*****
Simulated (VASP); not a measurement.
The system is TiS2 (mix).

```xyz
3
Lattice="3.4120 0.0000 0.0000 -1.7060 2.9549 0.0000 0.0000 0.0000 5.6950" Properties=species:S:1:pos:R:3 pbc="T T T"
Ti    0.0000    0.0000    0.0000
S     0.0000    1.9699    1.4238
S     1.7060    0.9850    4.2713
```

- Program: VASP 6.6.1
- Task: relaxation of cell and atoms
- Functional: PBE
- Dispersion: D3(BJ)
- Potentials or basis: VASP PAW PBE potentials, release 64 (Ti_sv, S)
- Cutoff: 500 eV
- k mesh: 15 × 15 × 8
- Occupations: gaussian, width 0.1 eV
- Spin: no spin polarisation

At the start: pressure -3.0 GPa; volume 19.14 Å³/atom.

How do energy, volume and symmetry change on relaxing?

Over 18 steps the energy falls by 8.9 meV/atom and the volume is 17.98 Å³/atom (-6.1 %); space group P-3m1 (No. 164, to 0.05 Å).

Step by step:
*****

» **Assignment**
The required output is the stretch of entries above from the line containing "- Task: relaxation of cell and atoms" through the line containing "Over 18 steps", reproduced exactly.

» **Result**
- Task: relaxation of cell and atoms
- Functional: PBE
- Dispersion: D3(BJ)
- Potentials or basis: VASP PAW PBE potentials, release 64 (Ti_sv, S)
- Cutoff: 500 eV
- k mesh: 15 × 15 × 8
- Occupations: gaussian, width 0.1 eV
- Spin: no spin polarisation

At the start: pressure -3.0 GPa; volume 19.14 Å³/atom.

How do energy, volume and symmetry change on relaxing?

Over 18 steps the energy falls by 8.9 meV/atom and the volume is 17.98 Å³/atom (-6.1 %); space group P-3m1 (No. 164, to 0.05 Å).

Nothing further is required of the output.